((
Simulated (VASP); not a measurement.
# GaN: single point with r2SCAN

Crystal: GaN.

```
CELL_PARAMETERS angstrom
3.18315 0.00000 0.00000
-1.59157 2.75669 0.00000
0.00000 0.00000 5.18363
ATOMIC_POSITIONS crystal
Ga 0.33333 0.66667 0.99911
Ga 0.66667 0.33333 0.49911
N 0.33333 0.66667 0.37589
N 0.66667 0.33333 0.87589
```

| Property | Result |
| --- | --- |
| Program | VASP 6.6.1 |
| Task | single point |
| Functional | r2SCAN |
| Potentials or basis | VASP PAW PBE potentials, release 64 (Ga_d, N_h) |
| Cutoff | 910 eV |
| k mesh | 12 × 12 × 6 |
))

■ **Action item**
The material is to be given again in full and without variation.

■ **Expected answer**
Simulated (VASP); not a measurement.
# GaN: single point with r2SCAN

Crystal: GaN.

```
CELL_PARAMETERS angstrom
3.18315 0.00000 0.00000
-1.59157 2.75669 0.00000
0.00000 0.00000 5.18363
ATOMIC_POSITIONS crystal
Ga 0.33333 0.66667 0.99911
Ga 0.66667 0.33333 0.49911
N 0.33333 0.66667 0.37589
N 0.66667 0.33333 0.87589
```

| Property | Result |
| --- | --- |
| Program | VASP 6.6.1 |
| Task | single point |
| Functional | r2SCAN |
| Potentials or basis | VASP PAW PBE potentials, release 64 (Ga_d, N_h) |
| Cutoff | 910 eV |
| k mesh | 12 × 12 × 6 |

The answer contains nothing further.